- Work task -
The lines from the first line of the entries through the line containing "Limits of the" are to be repeated exactly, with both of those lines included.

- Dataset excerpts -
[Start of section]
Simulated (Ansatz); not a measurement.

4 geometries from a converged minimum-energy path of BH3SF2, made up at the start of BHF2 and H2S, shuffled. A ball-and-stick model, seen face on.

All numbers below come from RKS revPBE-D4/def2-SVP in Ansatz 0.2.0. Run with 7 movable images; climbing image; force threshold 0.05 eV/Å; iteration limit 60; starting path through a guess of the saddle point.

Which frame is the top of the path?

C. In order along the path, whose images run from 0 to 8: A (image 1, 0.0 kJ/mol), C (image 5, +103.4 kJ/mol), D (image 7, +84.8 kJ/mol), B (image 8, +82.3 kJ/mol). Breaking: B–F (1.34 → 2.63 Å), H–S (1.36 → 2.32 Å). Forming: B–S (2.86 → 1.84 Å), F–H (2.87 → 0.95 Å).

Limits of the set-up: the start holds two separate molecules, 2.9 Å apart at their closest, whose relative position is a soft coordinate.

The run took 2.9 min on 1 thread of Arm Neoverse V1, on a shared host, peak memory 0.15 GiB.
[End of section]

- Written answer -
Simulated (Ansatz); not a measurement.

4 geometries from a converged minimum-energy path of BH3SF2, made up at the start of BHF2 and H2S, shuffled. A ball-and-stick model, seen face on.

All numbers below come from RKS revPBE-D4/def2-SVP in Ansatz 0.2.0. Run with 7 movable images; climbing image; force threshold 0.05 eV/Å; iteration limit 60; starting path through a guess of the saddle point.

Which frame is the top of the path?

C. In order along the path, whose images run from 0 to 8: A (image 1, 0.0 kJ/mol), C (image 5, +103.4 kJ/mol), D (image 7, +84.8 kJ/mol), B (image 8, +82.3 kJ/mol). Breaking: B–F (1.34 → 2.63 Å), H–S (1.36 → 2.32 Å). Forming: B–S (2.86 → 1.84 Å), F–H (2.87 → 0.95 Å).

Limits of the set-up: the start holds two separate molecules, 2.9 Å apart at their closest, whose relative position is a soft coordinate.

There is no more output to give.